Dataset content:
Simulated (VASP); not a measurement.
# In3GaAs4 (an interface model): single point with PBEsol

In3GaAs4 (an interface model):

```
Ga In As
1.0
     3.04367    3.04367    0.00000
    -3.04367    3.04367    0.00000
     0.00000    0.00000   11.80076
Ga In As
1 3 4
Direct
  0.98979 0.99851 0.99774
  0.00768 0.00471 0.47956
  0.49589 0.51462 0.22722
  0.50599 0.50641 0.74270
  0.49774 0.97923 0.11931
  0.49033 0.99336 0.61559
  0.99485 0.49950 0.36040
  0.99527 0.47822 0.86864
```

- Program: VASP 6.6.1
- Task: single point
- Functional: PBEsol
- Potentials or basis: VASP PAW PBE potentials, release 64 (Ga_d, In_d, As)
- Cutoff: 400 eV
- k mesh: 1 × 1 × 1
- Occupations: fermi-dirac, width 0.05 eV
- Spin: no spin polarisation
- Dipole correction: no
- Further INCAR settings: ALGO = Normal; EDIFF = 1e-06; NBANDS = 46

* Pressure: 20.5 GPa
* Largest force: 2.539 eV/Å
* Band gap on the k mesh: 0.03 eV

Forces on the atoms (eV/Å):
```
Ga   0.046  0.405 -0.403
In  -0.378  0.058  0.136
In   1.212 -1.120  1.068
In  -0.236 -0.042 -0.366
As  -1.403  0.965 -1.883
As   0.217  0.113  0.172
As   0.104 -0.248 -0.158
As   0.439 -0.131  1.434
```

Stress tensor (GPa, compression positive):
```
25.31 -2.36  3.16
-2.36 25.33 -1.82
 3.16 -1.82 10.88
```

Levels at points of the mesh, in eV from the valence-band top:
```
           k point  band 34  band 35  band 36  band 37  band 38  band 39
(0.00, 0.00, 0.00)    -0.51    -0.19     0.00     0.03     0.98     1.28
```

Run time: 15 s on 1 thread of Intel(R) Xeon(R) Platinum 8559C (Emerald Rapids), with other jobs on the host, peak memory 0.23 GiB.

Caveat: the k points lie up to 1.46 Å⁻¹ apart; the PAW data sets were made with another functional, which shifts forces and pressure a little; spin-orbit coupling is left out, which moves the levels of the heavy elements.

Work order: Please give an exact restatement of only the lines from the beginning of the material above to the line with "- Spin: no spin polarisation", inclusive.

Written response:
Simulated (VASP); not a measurement.
# In3GaAs4 (an interface model): single point with PBEsol

In3GaAs4 (an interface model):

```
Ga In As
1.0
     3.04367    3.04367    0.00000
    -3.04367    3.04367    0.00000
     0.00000    0.00000   11.80076
Ga In As
1 3 4
Direct
  0.98979 0.99851 0.99774
  0.00768 0.00471 0.47956
  0.49589 0.51462 0.22722
  0.50599 0.50641 0.74270
  0.49774 0.97923 0.11931
  0.49033 0.99336 0.61559
  0.99485 0.49950 0.36040
  0.99527 0.47822 0.86864
```

- Program: VASP 6.6.1
- Task: single point
- Functional: PBEsol
- Potentials or basis: VASP PAW PBE potentials, release 64 (Ga_d, In_d, As)
- Cutoff: 400 eV
- k mesh: 1 × 1 × 1
- Occupations: fermi-dirac, width 0.05 eV
- Spin: no spin polarisation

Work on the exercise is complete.